━━━

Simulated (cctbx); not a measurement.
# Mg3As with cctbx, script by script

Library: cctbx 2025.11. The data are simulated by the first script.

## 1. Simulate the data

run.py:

━━━

◆ Work request: Set down the material exactly, keeping every line.

◆ Response box:
Simulated (cctbx); not a measurement.
# Mg3As with cctbx, script by script

Library: cctbx 2025.11. The data are simulated by the first script.

## 1. Simulate the data

run.py:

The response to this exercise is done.